Brief: From the records below, transcribe exactly the lines that begin at the line with "Levels at points" and end at the line with "Wall time 21", both included.

Exercise data:
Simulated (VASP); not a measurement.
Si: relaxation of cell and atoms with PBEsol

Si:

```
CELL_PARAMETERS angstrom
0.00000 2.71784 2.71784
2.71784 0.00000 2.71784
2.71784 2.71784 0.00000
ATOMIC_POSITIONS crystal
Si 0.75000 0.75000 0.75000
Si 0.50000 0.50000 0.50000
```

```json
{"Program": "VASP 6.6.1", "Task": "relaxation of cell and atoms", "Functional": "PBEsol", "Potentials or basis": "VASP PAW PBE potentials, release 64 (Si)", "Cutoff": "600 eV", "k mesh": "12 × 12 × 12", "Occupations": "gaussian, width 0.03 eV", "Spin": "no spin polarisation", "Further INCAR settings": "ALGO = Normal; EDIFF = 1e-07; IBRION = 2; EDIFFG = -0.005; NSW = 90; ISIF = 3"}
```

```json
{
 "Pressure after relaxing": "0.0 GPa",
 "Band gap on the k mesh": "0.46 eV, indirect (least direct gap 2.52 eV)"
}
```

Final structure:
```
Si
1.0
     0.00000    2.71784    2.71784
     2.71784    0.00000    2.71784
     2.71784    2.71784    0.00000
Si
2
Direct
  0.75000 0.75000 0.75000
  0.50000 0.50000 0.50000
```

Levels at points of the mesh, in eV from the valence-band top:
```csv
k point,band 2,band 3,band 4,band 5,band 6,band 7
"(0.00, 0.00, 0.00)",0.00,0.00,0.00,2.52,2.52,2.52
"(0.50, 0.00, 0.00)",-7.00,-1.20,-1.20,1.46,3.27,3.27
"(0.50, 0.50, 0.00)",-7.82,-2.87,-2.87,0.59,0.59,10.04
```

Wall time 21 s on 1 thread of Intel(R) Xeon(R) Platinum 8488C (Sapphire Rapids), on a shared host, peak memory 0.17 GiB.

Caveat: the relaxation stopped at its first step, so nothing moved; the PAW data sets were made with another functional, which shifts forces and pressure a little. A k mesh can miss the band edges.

Written answer:
Levels at points of the mesh, in eV from the valence-band top:
```csv
k point,band 2,band 3,band 4,band 5,band 6,band 7
"(0.00, 0.00, 0.00)",0.00,0.00,0.00,2.52,2.52,2.52
"(0.50, 0.00, 0.00)",-7.00,-1.20,-1.20,1.46,3.27,3.27
"(0.50, 0.50, 0.00)",-7.82,-2.87,-2.87,0.59,0.59,10.04
```

Wall time 21 s on 1 thread of Intel(R) Xeon(R) Platinum 8488C (Sapphire Rapids), on a shared host, peak memory 0.17 GiB.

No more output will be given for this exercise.